• PROVIDED INFORMATION:
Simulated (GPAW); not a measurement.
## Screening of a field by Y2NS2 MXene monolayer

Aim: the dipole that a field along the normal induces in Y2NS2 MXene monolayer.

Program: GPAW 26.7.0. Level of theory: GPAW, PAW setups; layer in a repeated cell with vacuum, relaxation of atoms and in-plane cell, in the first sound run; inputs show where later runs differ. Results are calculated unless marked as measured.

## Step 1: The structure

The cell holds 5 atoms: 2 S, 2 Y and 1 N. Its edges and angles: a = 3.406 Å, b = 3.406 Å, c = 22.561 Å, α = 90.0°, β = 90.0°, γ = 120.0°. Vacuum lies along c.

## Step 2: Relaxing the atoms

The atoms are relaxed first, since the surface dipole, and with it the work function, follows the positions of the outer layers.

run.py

• WORK ITEM:
Begin at the first line of the records above and restate each line word for word, stopping after the line with "The atoms are".

• TASK SOLUTION:
Simulated (GPAW); not a measurement.
## Screening of a field by Y2NS2 MXene monolayer

Aim: the dipole that a field along the normal induces in Y2NS2 MXene monolayer.

Program: GPAW 26.7.0. Level of theory: GPAW, PAW setups; layer in a repeated cell with vacuum, relaxation of atoms and in-plane cell, in the first sound run; inputs show where later runs differ. Results are calculated unless marked as measured.

## Step 1: The structure

The cell holds 5 atoms: 2 S, 2 Y and 1 N. Its edges and angles: a = 3.406 Å, b = 3.406 Å, c = 22.561 Å, α = 90.0°, β = 90.0°, γ = 120.0°. Vacuum lies along c.

## Step 2: Relaxing the atoms

The atoms are relaxed first, since the surface dipole, and with it the work function, follows the positions of the outer layers.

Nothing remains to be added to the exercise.